**** EXTRACTED MATERIAL

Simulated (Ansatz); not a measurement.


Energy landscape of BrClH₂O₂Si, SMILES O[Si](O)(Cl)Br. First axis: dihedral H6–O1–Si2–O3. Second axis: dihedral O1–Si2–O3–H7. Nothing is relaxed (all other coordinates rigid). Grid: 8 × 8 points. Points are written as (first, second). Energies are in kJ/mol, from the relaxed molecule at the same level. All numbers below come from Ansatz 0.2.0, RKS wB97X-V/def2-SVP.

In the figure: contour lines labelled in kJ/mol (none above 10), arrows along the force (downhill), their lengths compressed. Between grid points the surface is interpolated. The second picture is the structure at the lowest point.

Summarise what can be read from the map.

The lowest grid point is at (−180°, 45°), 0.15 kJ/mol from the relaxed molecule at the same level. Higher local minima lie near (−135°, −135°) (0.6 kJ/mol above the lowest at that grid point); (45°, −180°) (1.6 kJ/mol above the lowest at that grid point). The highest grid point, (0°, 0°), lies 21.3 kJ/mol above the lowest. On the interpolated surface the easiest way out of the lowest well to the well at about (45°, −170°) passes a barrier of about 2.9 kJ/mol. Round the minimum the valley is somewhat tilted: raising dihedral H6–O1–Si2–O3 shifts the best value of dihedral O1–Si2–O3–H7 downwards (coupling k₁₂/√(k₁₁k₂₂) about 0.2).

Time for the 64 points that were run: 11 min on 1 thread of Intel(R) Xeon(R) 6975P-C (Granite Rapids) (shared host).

********

▸ **ACTIVITY**: Your reply should contain every record, unchanged and complete.

▸ **PROBLEM SOLUTION**:
Simulated (Ansatz); not a measurement.


Energy landscape of BrClH₂O₂Si, SMILES O[Si](O)(Cl)Br. First axis: dihedral H6–O1–Si2–O3. Second axis: dihedral O1–Si2–O3–H7. Nothing is relaxed (all other coordinates rigid). Grid: 8 × 8 points. Points are written as (first, second). Energies are in kJ/mol, from the relaxed molecule at the same level. All numbers below come from Ansatz 0.2.0, RKS wB97X-V/def2-SVP.

In the figure: contour lines labelled in kJ/mol (none above 10), arrows along the force (downhill), their lengths compressed. Between grid points the surface is interpolated. The second picture is the structure at the lowest point.

Summarise what can be read from the map.

The lowest grid point is at (−180°, 45°), 0.15 kJ/mol from the relaxed molecule at the same level. Higher local minima lie near (−135°, −135°) (0.6 kJ/mol above the lowest at that grid point); (45°, −180°) (1.6 kJ/mol above the lowest at that grid point). The highest grid point, (0°, 0°), lies 21.3 kJ/mol above the lowest. On the interpolated surface the easiest way out of the lowest well to the well at about (45°, −170°) passes a barrier of about 2.9 kJ/mol. Round the minimum the valley is somewhat tilted: raising dihedral H6–O1–Si2–O3 shifts the best value of dihedral O1–Si2–O3–H7 downwards (coupling k₁₂/√(k₁₁k₂₂) about 0.2).

Time for the 64 points that were run: 11 min on 1 thread of Intel(R) Xeon(R) 6975P-C (Granite Rapids) (shared host).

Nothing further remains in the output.